• _ACTION ITEM_
From the records below, transcribe exactly the lines that begin at the line with "viscosity (µPa s) |" and end at the line with "0.805 | 183 |", both included.

·····

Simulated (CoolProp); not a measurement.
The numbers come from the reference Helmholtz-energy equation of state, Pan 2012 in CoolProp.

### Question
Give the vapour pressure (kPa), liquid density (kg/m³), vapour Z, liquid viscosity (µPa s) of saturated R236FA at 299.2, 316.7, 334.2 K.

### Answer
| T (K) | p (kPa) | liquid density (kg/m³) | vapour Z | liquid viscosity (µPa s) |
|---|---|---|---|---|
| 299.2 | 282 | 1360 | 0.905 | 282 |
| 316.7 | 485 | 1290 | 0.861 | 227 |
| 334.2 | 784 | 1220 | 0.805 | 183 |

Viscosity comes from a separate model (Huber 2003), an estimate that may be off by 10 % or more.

·····

• _EXERCISE RESPONSE_
| T (K) | p (kPa) | liquid density (kg/m³) | vapour Z | liquid viscosity (µPa s) |
|---|---|---|---|---|
| 299.2 | 282 | 1360 | 0.905 | 282 |
| 316.7 | 485 | 1290 | 0.861 | 227 |
| 334.2 | 784 | 1220 | 0.805 | 183 |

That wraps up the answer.